**PROVIDED DATA**
▬▬▬▬▬▬▬▬▬▬
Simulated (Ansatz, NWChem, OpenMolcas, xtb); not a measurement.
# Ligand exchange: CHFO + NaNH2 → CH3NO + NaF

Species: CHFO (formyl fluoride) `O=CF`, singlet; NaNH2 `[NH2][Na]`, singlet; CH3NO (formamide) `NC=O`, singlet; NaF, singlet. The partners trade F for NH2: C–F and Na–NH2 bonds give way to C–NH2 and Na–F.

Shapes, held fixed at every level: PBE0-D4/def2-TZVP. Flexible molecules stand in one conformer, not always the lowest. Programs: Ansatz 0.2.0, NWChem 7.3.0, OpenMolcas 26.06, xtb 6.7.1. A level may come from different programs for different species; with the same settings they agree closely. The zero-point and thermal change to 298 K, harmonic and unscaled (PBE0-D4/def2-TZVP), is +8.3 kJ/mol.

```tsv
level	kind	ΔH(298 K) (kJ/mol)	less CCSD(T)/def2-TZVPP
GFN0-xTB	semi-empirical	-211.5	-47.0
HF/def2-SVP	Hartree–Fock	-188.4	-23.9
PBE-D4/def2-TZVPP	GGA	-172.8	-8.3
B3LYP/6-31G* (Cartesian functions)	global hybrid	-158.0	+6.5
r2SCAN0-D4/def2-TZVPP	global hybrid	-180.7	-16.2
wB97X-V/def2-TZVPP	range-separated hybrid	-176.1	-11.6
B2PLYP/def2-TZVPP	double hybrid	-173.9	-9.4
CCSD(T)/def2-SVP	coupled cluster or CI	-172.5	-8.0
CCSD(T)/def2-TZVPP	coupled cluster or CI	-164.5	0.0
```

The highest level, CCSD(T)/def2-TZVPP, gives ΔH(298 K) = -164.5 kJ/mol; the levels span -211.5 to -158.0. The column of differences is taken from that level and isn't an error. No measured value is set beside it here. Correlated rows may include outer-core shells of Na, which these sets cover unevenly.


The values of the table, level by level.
▬▬▬▬▬▬▬▬▬▬

**WORK ORDER**
Everything from the first line above through the line that contains "Species: CHFO (formyl" should be duplicated exactly, please, and nothing beyond it.

**WRITTEN SOLUTION**
Simulated (Ansatz, NWChem, OpenMolcas, xtb); not a measurement.
# Ligand exchange: CHFO + NaNH2 → CH3NO + NaF

Species: CHFO (formyl fluoride) `O=CF`, singlet; NaNH2 `[NH2][Na]`, singlet; CH3NO (formamide) `NC=O`, singlet; NaF, singlet. The partners trade F for NH2: C–F and Na–NH2 bonds give way to C–NH2 and Na–F.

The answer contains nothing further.